> **Activity**
Where the line with "Charge -1, spin multiplicity 1." appears below, start writing out lines exactly, and finish with the line with "Question: Give the", which is included; write out nothing else.

> **Record excerpts**
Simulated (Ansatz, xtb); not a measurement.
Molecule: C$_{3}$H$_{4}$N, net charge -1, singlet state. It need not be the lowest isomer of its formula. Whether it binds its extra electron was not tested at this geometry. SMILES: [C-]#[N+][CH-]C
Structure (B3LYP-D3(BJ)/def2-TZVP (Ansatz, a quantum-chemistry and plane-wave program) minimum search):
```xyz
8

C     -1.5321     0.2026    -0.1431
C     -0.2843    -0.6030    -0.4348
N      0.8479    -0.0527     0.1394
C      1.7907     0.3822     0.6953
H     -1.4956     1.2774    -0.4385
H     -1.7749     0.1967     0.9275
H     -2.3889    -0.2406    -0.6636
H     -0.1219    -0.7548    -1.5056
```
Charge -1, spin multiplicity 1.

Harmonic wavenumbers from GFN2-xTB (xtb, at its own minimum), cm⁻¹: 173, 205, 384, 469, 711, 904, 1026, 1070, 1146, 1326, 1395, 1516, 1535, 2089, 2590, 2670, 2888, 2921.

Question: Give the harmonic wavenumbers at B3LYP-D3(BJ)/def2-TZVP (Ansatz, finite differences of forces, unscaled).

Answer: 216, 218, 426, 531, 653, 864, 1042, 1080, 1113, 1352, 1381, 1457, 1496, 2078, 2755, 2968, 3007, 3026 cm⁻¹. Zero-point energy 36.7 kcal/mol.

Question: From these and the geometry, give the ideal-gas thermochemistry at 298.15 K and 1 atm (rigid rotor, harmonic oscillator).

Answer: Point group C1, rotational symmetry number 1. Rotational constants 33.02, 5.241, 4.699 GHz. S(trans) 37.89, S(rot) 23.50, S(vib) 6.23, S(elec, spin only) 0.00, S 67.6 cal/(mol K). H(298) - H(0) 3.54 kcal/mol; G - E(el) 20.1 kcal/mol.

> **Task output**
Charge -1, spin multiplicity 1.

Harmonic wavenumbers from GFN2-xTB (xtb, at its own minimum), cm⁻¹: 173, 205, 384, 469, 711, 904, 1026, 1070, 1146, 1326, 1395, 1516, 1535, 2089, 2590, 2670, 2888, 2921.

Question: Give the harmonic wavenumbers at B3LYP-D3(BJ)/def2-TZVP (Ansatz, finite differences of forces, unscaled).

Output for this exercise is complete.